-----

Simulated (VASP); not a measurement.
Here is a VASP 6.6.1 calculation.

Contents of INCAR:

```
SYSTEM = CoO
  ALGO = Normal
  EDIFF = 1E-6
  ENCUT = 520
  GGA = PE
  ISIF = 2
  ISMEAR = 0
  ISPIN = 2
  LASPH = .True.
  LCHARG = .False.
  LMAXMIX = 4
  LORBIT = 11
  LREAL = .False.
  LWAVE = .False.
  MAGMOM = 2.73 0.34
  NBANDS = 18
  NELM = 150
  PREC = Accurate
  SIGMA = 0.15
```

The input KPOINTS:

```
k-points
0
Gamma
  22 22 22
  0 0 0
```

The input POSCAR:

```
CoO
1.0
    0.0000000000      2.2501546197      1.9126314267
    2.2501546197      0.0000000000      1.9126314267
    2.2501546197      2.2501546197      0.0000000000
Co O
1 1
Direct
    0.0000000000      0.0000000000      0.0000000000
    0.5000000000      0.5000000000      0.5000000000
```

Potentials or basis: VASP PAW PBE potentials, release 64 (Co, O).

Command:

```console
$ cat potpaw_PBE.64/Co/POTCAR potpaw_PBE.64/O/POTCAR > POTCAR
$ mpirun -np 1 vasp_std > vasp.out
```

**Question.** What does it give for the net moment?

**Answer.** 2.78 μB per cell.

-----

### Action item:
Up to and including the line that holds "the net moment?", reproduce the records above exactly from their first line, and give nothing else.

### Exercise answer:
Simulated (VASP); not a measurement.
Here is a VASP 6.6.1 calculation.

Contents of INCAR:

```
SYSTEM = CoO
  ALGO = Normal
  EDIFF = 1E-6
  ENCUT = 520
  GGA = PE
  ISIF = 2
  ISMEAR = 0
  ISPIN = 2
  LASPH = .True.
  LCHARG = .False.
  LMAXMIX = 4
  LORBIT = 11
  LREAL = .False.
  LWAVE = .False.
  MAGMOM = 2.73 0.34
  NBANDS = 18
  NELM = 150
  PREC = Accurate
  SIGMA = 0.15
```

The input KPOINTS:

```
k-points
0
Gamma
  22 22 22
  0 0 0
```

The input POSCAR:

```
CoO
1.0
    0.0000000000      2.2501546197      1.9126314267
    2.2501546197      0.0000000000      1.9126314267
    2.2501546197      2.2501546197      0.0000000000
Co O
1 1
Direct
    0.0000000000      0.0000000000      0.0000000000
    0.5000000000      0.5000000000      0.5000000000
```

Potentials or basis: VASP PAW PBE potentials, release 64 (Co, O).

Command:

```console
$ cat potpaw_PBE.64/Co/POTCAR potpaw_PBE.64/O/POTCAR > POTCAR
$ mpirun -np 1 vasp_std > vasp.out
```

**Question.** What does it give for the net moment?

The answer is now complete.